── DATA EXCERPTS

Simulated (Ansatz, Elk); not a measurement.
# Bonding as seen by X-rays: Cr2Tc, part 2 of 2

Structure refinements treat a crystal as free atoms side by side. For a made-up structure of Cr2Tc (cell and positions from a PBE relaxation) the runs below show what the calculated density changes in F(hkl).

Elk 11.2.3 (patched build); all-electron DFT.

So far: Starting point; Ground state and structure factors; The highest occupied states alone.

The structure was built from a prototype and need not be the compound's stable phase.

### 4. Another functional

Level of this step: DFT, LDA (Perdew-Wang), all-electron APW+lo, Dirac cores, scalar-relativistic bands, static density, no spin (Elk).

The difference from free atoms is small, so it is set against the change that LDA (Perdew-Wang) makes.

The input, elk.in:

────

Of the entries listed above, reproduce only the lines starting at the line containing "Level of this" and ending at the line containing "The difference from". Include both, exactly as they stand.

Level of this step: DFT, LDA (Perdew-Wang), all-electron APW+lo, Dirac cores, scalar-relativistic bands, static density, no spin (Elk).

The difference from free atoms is small, so it is set against the change that LDA (Perdew-Wang) makes.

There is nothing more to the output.